▶ [Action item] What you return should match the records below exactly.

▶ [Data for review]
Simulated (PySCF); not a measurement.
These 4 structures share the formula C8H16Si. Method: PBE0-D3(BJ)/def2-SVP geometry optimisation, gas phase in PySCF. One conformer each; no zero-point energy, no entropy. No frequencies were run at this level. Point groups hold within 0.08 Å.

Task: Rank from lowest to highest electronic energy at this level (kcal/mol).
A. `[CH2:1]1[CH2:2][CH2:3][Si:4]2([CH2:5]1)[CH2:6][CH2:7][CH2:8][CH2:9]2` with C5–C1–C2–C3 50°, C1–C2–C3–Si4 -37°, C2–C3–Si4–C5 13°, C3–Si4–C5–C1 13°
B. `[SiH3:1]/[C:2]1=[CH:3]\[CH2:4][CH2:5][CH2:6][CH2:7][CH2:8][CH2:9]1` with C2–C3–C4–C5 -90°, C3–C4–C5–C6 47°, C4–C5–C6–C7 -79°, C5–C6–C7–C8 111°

▶ [Exercise solution]
Simulated (PySCF); not a measurement.
These 4 structures share the formula C8H16Si. Method: PBE0-D3(BJ)/def2-SVP geometry optimisation, gas phase in PySCF. One conformer each; no zero-point energy, no entropy. No frequencies were run at this level. Point groups hold within 0.08 Å.

Task: Rank from lowest to highest electronic energy at this level (kcal/mol).
A. `[CH2:1]1[CH2:2][CH2:3][Si:4]2([CH2:5]1)[CH2:6][CH2:7][CH2:8][CH2:9]2` with C5–C1–C2–C3 50°, C1–C2–C3–Si4 -37°, C2–C3–Si4–C5 13°, C3–Si4–C5–C1 13°
B. `[SiH3:1]/[C:2]1=[CH:3]\[CH2:4][CH2:5][CH2:6][CH2:7][CH2:8][CH2:9]1` with C2–C3–C4–C5 -90°, C3–C4–C5–C6 47°, C4–C5–C6–C7 -79°, C5–C6–C7–C8 111°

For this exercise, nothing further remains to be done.